Assigned task: Copy the lines below exactly. Start at the first and finish with the line containing "(CH3), 19.3 (CH3).".

*** Opening Extracted entries ***

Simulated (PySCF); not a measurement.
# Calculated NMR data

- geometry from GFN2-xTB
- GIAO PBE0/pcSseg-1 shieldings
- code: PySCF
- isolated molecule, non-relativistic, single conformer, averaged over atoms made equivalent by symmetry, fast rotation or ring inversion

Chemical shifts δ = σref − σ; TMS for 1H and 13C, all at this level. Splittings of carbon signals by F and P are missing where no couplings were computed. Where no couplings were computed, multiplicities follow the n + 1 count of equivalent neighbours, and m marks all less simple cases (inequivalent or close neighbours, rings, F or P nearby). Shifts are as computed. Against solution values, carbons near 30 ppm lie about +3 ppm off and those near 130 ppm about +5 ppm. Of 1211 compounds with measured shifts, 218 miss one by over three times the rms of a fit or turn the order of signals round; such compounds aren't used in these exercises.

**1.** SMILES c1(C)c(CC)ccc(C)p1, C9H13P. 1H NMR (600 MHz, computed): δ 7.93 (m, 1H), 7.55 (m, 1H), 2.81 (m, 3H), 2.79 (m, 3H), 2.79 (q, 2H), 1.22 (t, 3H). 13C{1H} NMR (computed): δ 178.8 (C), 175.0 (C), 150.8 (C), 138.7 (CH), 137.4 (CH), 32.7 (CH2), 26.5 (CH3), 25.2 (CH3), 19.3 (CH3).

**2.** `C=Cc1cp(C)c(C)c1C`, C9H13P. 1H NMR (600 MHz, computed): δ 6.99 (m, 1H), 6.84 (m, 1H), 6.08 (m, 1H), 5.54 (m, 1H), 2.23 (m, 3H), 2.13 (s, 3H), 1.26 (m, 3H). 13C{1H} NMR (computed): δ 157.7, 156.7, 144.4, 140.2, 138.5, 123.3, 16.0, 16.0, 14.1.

*** Closing Extracted entries ***

Answer box:
Simulated (PySCF); not a measurement.
# Calculated NMR data

- geometry from GFN2-xTB
- GIAO PBE0/pcSseg-1 shieldings
- code: PySCF
- isolated molecule, non-relativistic, single conformer, averaged over atoms made equivalent by symmetry, fast rotation or ring inversion

Chemical shifts δ = σref − σ; TMS for 1H and 13C, all at this level. Splittings of carbon signals by F and P are missing where no couplings were computed. Where no couplings were computed, multiplicities follow the n + 1 count of equivalent neighbours, and m marks all less simple cases (inequivalent or close neighbours, rings, F or P nearby). Shifts are as computed. Against solution values, carbons near 30 ppm lie about +3 ppm off and those near 130 ppm about +5 ppm. Of 1211 compounds with measured shifts, 218 miss one by over three times the rms of a fit or turn the order of signals round; such compounds aren't used in these exercises.

**1.** SMILES c1(C)c(CC)ccc(C)p1, C9H13P. 1H NMR (600 MHz, computed): δ 7.93 (m, 1H), 7.55 (m, 1H), 2.81 (m, 3H), 2.79 (m, 3H), 2.79 (q, 2H), 1.22 (t, 3H). 13C{1H} NMR (computed): δ 178.8 (C), 175.0 (C), 150.8 (C), 138.7 (CH), 137.4 (CH), 32.7 (CH2), 26.5 (CH3), 25.2 (CH3), 19.3 (CH3).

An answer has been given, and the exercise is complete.